■ **Data excerpts**
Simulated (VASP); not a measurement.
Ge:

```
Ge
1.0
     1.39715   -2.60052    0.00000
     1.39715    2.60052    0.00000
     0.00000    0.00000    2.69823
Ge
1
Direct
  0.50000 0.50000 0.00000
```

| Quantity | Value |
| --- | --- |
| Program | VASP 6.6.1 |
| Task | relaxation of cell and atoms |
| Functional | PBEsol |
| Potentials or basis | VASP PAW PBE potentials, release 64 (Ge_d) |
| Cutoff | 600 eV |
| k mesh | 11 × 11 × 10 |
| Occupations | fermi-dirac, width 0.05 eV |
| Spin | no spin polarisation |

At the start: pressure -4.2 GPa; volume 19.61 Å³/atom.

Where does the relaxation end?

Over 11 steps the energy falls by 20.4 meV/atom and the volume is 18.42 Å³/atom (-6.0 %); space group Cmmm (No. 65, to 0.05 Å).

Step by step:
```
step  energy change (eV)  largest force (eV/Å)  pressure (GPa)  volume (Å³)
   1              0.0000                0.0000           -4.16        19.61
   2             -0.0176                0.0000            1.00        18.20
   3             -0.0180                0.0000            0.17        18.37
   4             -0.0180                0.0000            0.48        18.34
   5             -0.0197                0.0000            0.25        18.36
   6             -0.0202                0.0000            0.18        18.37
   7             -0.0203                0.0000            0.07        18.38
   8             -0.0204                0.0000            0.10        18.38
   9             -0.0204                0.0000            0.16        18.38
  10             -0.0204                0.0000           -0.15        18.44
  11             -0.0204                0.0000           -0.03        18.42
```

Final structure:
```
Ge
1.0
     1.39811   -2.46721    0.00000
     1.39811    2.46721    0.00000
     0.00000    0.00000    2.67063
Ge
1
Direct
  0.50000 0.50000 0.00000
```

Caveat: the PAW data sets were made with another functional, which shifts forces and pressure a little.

■ **Task item**
Return only the lines above that run from the opening line through the line containing "VASP 6.6.1 |", exactly as written.

■ **Response box**
Simulated (VASP); not a measurement.
Ge:

```
Ge
1.0
     1.39715   -2.60052    0.00000
     1.39715    2.60052    0.00000
     0.00000    0.00000    2.69823
Ge
1
Direct
  0.50000 0.50000 0.00000
```

| Quantity | Value |
| --- | --- |
| Program | VASP 6.6.1 |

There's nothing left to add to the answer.